Brief
Could you set down exactly the lines in the records below between the line holding "What comes out?" and the line holding "Caveats: some runs use coarse meshes.", inclusive?

·····

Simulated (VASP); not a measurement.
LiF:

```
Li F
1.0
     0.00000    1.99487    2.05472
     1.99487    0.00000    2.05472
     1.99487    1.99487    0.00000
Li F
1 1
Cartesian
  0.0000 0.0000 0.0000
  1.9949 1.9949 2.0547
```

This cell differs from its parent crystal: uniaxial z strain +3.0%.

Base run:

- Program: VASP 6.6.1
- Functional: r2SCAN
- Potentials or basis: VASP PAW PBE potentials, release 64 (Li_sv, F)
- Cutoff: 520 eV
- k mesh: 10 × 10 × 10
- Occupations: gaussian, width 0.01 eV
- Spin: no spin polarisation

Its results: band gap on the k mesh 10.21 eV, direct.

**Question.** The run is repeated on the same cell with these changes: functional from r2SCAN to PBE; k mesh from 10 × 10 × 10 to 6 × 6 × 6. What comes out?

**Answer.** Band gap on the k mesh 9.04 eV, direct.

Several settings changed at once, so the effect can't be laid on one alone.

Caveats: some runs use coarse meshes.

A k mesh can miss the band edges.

·····

Exercise result
**Question.** The run is repeated on the same cell with these changes: functional from r2SCAN to PBE; k mesh from 10 × 10 × 10 to 6 × 6 × 6. What comes out?

**Answer.** Band gap on the k mesh 9.04 eV, direct.

Several settings changed at once, so the effect can't be laid on one alone.

Caveats: some runs use coarse meshes.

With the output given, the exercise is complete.